Each entry must be output once more without any change.

************
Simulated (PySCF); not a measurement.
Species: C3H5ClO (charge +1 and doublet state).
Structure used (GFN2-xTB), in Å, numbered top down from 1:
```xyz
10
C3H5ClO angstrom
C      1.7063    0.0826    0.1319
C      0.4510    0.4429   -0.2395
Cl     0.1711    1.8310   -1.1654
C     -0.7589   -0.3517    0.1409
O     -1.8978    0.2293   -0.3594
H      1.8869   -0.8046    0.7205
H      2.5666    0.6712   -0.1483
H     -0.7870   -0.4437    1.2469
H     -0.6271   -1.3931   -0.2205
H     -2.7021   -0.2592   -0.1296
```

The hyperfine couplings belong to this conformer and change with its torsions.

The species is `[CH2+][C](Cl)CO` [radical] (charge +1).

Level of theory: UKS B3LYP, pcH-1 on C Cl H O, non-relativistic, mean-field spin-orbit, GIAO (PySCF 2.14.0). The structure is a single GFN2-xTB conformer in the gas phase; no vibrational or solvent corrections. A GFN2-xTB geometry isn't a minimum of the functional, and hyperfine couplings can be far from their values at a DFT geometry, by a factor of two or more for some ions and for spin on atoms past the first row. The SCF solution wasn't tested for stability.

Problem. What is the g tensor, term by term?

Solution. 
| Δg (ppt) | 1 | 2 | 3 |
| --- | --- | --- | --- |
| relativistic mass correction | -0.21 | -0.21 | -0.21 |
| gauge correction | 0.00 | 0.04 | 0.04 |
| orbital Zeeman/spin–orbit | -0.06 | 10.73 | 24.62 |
************

* [Response area]:
Simulated (PySCF); not a measurement.
Species: C3H5ClO (charge +1 and doublet state).
Structure used (GFN2-xTB), in Å, numbered top down from 1:
```xyz
10
C3H5ClO angstrom
C      1.7063    0.0826    0.1319
C      0.4510    0.4429   -0.2395
Cl     0.1711    1.8310   -1.1654
C     -0.7589   -0.3517    0.1409
O     -1.8978    0.2293   -0.3594
H      1.8869   -0.8046    0.7205
H      2.5666    0.6712   -0.1483
H     -0.7870   -0.4437    1.2469
H     -0.6271   -1.3931   -0.2205
H     -2.7021   -0.2592   -0.1296
```

The hyperfine couplings belong to this conformer and change with its torsions.

The species is `[CH2+][C](Cl)CO` [radical] (charge +1).

Level of theory: UKS B3LYP, pcH-1 on C Cl H O, non-relativistic, mean-field spin-orbit, GIAO (PySCF 2.14.0). The structure is a single GFN2-xTB conformer in the gas phase; no vibrational or solvent corrections. A GFN2-xTB geometry isn't a minimum of the functional, and hyperfine couplings can be far from their values at a DFT geometry, by a factor of two or more for some ions and for spin on atoms past the first row. The SCF solution wasn't tested for stability.

Problem. What is the g tensor, term by term?

Solution. 
| Δg (ppt) | 1 | 2 | 3 |
| --- | --- | --- | --- |
| relativistic mass correction | -0.21 | -0.21 | -0.21 |
| gauge correction | 0.00 | 0.04 | 0.04 |
| orbital Zeeman/spin–orbit | -0.06 | 10.73 | 24.62 |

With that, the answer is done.